▸ **ACTION ITEM**
Please write out every record below exactly as it stands.

(INFORMATION)
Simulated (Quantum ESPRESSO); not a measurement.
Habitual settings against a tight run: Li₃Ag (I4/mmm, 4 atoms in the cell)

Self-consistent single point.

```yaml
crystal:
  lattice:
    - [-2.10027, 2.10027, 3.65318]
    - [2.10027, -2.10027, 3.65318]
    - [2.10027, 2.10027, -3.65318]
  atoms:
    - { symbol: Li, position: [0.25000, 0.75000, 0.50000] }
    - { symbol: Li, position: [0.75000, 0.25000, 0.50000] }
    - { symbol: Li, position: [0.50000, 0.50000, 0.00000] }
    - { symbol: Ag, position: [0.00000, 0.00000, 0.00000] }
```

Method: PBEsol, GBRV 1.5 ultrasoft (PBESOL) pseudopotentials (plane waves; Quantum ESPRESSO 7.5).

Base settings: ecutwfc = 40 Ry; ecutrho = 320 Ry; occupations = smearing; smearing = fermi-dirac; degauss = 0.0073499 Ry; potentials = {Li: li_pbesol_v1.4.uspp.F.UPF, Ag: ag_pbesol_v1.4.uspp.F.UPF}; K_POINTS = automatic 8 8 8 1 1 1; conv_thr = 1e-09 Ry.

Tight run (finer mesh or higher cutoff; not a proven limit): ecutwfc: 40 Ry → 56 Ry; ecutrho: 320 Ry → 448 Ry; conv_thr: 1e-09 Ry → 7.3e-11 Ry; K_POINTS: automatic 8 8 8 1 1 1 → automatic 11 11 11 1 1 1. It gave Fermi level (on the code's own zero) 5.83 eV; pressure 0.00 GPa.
(End INFORMATION)

▸ **EXERCISE RESULT**
Simulated (Quantum ESPRESSO); not a measurement.
Habitual settings against a tight run: Li₃Ag (I4/mmm, 4 atoms in the cell)

Self-consistent single point.

```yaml
crystal:
  lattice:
    - [-2.10027, 2.10027, 3.65318]
    - [2.10027, -2.10027, 3.65318]
    - [2.10027, 2.10027, -3.65318]
  atoms:
    - { symbol: Li, position: [0.25000, 0.75000, 0.50000] }
    - { symbol: Li, position: [0.75000, 0.25000, 0.50000] }
    - { symbol: Li, position: [0.50000, 0.50000, 0.00000] }
    - { symbol: Ag, position: [0.00000, 0.00000, 0.00000] }
```

Method: PBEsol, GBRV 1.5 ultrasoft (PBESOL) pseudopotentials (plane waves; Quantum ESPRESSO 7.5).

Base settings: ecutwfc = 40 Ry; ecutrho = 320 Ry; occupations = smearing; smearing = fermi-dirac; degauss = 0.0073499 Ry; potentials = {Li: li_pbesol_v1.4.uspp.F.UPF, Ag: ag_pbesol_v1.4.uspp.F.UPF}; K_POINTS = automatic 8 8 8 1 1 1; conv_thr = 1e-09 Ry.

Tight run (finer mesh or higher cutoff; not a proven limit): ecutwfc: 40 Ry → 56 Ry; ecutrho: 320 Ry → 448 Ry; conv_thr: 1e-09 Ry → 7.3e-11 Ry; K_POINTS: automatic 8 8 8 1 1 1 → automatic 11 11 11 1 1 1. It gave Fermi level (on the code's own zero) 5.83 eV; pressure 0.00 GPa.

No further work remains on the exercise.